= Assignment =
For this exercise, return all the data exactly as it stands.

= Data =
****************************************
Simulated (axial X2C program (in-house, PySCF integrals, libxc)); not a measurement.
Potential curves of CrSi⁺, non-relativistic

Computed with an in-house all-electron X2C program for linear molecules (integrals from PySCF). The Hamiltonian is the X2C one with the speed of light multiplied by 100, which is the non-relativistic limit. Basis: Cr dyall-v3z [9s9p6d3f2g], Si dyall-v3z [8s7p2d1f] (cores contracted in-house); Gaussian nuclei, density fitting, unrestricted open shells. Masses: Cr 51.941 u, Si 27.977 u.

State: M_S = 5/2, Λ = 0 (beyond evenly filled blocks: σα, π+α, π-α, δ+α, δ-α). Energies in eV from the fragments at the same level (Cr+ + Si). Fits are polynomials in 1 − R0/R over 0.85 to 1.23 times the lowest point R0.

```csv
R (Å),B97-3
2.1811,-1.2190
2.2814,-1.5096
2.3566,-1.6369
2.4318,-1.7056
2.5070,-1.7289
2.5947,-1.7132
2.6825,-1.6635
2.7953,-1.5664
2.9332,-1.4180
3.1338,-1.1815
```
****************************************

= Exercise output =
Simulated (axial X2C program (in-house, PySCF integrals, libxc)); not a measurement.
Potential curves of CrSi⁺, non-relativistic

Computed with an in-house all-electron X2C program for linear molecules (integrals from PySCF). The Hamiltonian is the X2C one with the speed of light multiplied by 100, which is the non-relativistic limit. Basis: Cr dyall-v3z [9s9p6d3f2g], Si dyall-v3z [8s7p2d1f] (cores contracted in-house); Gaussian nuclei, density fitting, unrestricted open shells. Masses: Cr 51.941 u, Si 27.977 u.

State: M_S = 5/2, Λ = 0 (beyond evenly filled blocks: σα, π+α, π-α, δ+α, δ-α). Energies in eV from the fragments at the same level (Cr+ + Si). Fits are polynomials in 1 − R0/R over 0.85 to 1.23 times the lowest point R0.

```csv
R (Å),B97-3
2.1811,-1.2190
2.2814,-1.5096
2.3566,-1.6369
2.4318,-1.7056
2.5070,-1.7289
2.5947,-1.7132
2.6825,-1.6635
2.7953,-1.5664
2.9332,-1.4180
3.1338,-1.1815
```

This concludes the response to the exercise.